*Requirement:* Write out the data below exactly, from its first line to the line containing "D. InN, P6_3mc (186)", that line included.

*Entries shown:*
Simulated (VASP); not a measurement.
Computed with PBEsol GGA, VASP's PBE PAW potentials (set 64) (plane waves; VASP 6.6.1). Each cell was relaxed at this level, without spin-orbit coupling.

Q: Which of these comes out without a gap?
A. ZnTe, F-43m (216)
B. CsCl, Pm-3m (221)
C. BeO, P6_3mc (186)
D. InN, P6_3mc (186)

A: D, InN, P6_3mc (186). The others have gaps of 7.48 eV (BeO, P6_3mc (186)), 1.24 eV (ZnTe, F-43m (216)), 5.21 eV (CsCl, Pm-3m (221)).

*Exercise result:*
Simulated (VASP); not a measurement.
Computed with PBEsol GGA, VASP's PBE PAW potentials (set 64) (plane waves; VASP 6.6.1). Each cell was relaxed at this level, without spin-orbit coupling.

Q: Which of these comes out without a gap?
A. ZnTe, F-43m (216)
B. CsCl, Pm-3m (221)
C. BeO, P6_3mc (186)
D. InN, P6_3mc (186)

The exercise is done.